§ **Information**:
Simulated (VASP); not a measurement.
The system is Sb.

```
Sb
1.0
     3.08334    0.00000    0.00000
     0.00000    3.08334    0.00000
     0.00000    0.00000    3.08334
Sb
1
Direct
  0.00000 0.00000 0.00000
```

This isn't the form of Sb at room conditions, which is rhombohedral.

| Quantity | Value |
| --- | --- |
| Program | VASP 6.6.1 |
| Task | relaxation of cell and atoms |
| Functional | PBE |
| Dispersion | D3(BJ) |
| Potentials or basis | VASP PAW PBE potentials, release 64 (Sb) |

§ **Work request**:
Give back the data above, repeating every record exactly.

§ **Response**:
Simulated (VASP); not a measurement.
The system is Sb.

```
Sb
1.0
     3.08334    0.00000    0.00000
     0.00000    3.08334    0.00000
     0.00000    0.00000    3.08334
Sb
1
Direct
  0.00000 0.00000 0.00000
```

This isn't the form of Sb at room conditions, which is rhombohedral.

| Quantity | Value |
| --- | --- |
| Program | VASP 6.6.1 |
| Task | relaxation of cell and atoms |
| Functional | PBE |
| Dispersion | D3(BJ) |
| Potentials or basis | VASP PAW PBE potentials, release 64 (Sb) |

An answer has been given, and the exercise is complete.